============================================================

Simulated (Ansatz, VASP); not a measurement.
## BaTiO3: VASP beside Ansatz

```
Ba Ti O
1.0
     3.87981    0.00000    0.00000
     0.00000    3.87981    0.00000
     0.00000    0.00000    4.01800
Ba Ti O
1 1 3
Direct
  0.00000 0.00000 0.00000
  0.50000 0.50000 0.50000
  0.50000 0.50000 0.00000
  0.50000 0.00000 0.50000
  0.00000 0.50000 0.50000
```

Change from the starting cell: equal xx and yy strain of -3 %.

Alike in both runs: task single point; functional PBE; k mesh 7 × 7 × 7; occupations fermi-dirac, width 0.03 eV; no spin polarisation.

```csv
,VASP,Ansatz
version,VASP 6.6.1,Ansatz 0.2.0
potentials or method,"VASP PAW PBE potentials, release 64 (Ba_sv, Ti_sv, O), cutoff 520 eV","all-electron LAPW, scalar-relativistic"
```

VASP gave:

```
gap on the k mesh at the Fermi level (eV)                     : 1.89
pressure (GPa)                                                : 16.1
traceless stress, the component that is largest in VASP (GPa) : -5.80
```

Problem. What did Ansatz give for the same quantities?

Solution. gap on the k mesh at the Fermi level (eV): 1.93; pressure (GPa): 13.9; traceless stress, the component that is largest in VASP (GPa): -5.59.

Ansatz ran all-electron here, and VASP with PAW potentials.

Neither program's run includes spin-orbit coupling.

============================================================

- **Assigned task**: Every record above has to appear again, word for word.

- **Response area**:
Simulated (Ansatz, VASP); not a measurement.
## BaTiO3: VASP beside Ansatz

```
Ba Ti O
1.0
     3.87981    0.00000    0.00000
     0.00000    3.87981    0.00000
     0.00000    0.00000    4.01800
Ba Ti O
1 1 3
Direct
  0.00000 0.00000 0.00000
  0.50000 0.50000 0.50000
  0.50000 0.50000 0.00000
  0.50000 0.00000 0.50000
  0.00000 0.50000 0.50000
```

Change from the starting cell: equal xx and yy strain of -3 %.

Alike in both runs: task single point; functional PBE; k mesh 7 × 7 × 7; occupations fermi-dirac, width 0.03 eV; no spin polarisation.

```csv
,VASP,Ansatz
version,VASP 6.6.1,Ansatz 0.2.0
potentials or method,"VASP PAW PBE potentials, release 64 (Ba_sv, Ti_sv, O), cutoff 520 eV","all-electron LAPW, scalar-relativistic"
```

VASP gave:

```
gap on the k mesh at the Fermi level (eV)                     : 1.89
pressure (GPa)                                                : 16.1
traceless stress, the component that is largest in VASP (GPa) : -5.80
```

Problem. What did Ansatz give for the same quantities?

Solution. gap on the k mesh at the Fermi level (eV): 1.93; pressure (GPa): 13.9; traceless stress, the component that is largest in VASP (GPa): -5.59.

Ansatz ran all-electron here, and VASP with PAW potentials.

Neither program's run includes spin-orbit coupling.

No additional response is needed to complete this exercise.